LISTED RECORDS
BEGIN
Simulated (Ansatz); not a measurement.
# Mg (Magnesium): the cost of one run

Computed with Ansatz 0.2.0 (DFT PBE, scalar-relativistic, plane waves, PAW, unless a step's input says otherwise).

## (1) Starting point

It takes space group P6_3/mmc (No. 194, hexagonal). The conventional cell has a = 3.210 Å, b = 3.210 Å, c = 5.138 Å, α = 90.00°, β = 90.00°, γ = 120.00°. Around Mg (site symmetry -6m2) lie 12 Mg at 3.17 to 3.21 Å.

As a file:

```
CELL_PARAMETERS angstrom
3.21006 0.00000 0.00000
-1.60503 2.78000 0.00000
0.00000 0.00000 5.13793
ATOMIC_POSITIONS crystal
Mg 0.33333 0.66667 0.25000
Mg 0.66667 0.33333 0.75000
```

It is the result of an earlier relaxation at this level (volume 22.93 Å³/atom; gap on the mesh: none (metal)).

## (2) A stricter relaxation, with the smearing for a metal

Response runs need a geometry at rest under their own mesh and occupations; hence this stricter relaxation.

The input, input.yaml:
END

ASSIGNMENT
Would you set down all of the entries again, word for word?

TASK ANSWER
Simulated (Ansatz); not a measurement.
# Mg (Magnesium): the cost of one run

Computed with Ansatz 0.2.0 (DFT PBE, scalar-relativistic, plane waves, PAW, unless a step's input says otherwise).

## (1) Starting point

It takes space group P6_3/mmc (No. 194, hexagonal). The conventional cell has a = 3.210 Å, b = 3.210 Å, c = 5.138 Å, α = 90.00°, β = 90.00°, γ = 120.00°. Around Mg (site symmetry -6m2) lie 12 Mg at 3.17 to 3.21 Å.

As a file:

```
CELL_PARAMETERS angstrom
3.21006 0.00000 0.00000
-1.60503 2.78000 0.00000
0.00000 0.00000 5.13793
ATOMIC_POSITIONS crystal
Mg 0.33333 0.66667 0.25000
Mg 0.66667 0.33333 0.75000
```

It is the result of an earlier relaxation at this level (volume 22.93 Å³/atom; gap on the mesh: none (metal)).

## (2) A stricter relaxation, with the smearing for a metal

Response runs need a geometry at rest under their own mesh and occupations; hence this stricter relaxation.

The input, input.yaml:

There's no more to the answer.